▸ **Exercise**:
Copy the data precisely, keeping every character.

▸ **Records provided**:

== == ==

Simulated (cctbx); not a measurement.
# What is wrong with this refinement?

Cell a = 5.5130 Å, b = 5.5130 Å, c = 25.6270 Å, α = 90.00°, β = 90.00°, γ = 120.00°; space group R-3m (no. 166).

== == ==

▸ **Task solution**:
Simulated (cctbx); not a measurement.
# What is wrong with this refinement?

Cell a = 5.5130 Å, b = 5.5130 Å, c = 25.6270 Å, α = 90.00°, β = 90.00°, γ = 120.00°; space group R-3m (no. 166).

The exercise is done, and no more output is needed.